• _DATA LISTING_:
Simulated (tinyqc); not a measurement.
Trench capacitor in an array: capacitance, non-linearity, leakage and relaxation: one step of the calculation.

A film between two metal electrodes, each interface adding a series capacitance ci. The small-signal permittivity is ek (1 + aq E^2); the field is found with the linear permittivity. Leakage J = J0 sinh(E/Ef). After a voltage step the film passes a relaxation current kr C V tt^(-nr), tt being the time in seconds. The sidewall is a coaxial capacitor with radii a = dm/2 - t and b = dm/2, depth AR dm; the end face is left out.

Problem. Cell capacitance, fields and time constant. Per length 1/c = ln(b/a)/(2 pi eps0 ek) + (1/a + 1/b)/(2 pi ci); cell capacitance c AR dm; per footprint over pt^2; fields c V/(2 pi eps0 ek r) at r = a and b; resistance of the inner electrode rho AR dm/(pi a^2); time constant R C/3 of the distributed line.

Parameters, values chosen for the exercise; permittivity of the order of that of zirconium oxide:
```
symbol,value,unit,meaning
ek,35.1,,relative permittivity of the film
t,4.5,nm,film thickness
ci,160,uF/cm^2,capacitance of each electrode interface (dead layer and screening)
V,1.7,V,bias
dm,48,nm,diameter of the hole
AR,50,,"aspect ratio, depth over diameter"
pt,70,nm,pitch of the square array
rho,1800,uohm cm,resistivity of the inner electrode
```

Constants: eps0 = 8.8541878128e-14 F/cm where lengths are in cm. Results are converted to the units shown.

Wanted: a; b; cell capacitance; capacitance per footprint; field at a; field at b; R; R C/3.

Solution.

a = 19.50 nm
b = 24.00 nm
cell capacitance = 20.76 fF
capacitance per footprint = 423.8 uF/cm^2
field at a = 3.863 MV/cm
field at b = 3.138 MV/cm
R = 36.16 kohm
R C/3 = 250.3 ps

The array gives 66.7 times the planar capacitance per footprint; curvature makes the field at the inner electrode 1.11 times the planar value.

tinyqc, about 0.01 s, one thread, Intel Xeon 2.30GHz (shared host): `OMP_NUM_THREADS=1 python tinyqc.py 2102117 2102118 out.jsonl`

• _WORK INSTRUCTION_: Could you please copy the lines above exactly, beginning at the first and ending at the line that contains "A film between"?

• _RESULT_:
Simulated (tinyqc); not a measurement.
Trench capacitor in an array: capacitance, non-linearity, leakage and relaxation: one step of the calculation.

A film between two metal electrodes, each interface adding a series capacitance ci. The small-signal permittivity is ek (1 + aq E^2); the field is found with the linear permittivity. Leakage J = J0 sinh(E/Ef). After a voltage step the film passes a relaxation current kr C V tt^(-nr), tt being the time in seconds. The sidewall is a coaxial capacitor with radii a = dm/2 - t and b = dm/2, depth AR dm; the end face is left out.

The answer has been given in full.